### Extracted entries
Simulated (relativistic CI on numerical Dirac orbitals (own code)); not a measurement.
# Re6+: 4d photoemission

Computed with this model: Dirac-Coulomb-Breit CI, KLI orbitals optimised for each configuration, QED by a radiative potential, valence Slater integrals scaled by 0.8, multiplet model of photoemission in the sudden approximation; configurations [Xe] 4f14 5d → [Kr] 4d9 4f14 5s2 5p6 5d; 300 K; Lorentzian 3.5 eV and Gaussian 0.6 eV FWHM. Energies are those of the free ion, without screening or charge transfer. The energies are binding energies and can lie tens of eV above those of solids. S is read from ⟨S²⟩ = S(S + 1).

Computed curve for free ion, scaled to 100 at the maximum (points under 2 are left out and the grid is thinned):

### Assigned task
Retype every entry without changing anything.

### Exercise result
Simulated (relativistic CI on numerical Dirac orbitals (own code)); not a measurement.
# Re6+: 4d photoemission

Computed with this model: Dirac-Coulomb-Breit CI, KLI orbitals optimised for each configuration, QED by a radiative potential, valence Slater integrals scaled by 0.8, multiplet model of photoemission in the sudden approximation; configurations [Xe] 4f14 5d → [Kr] 4d9 4f14 5s2 5p6 5d; 300 K; Lorentzian 3.5 eV and Gaussian 0.6 eV FWHM. Energies are those of the free ion, without screening or charge transfer. The energies are binding energies and can lie tens of eV above those of solids. S is read from ⟨S²⟩ = S(S + 1).

Computed curve for free ion, scaled to 100 at the maximum (points under 2 are left out and the grid is thinned):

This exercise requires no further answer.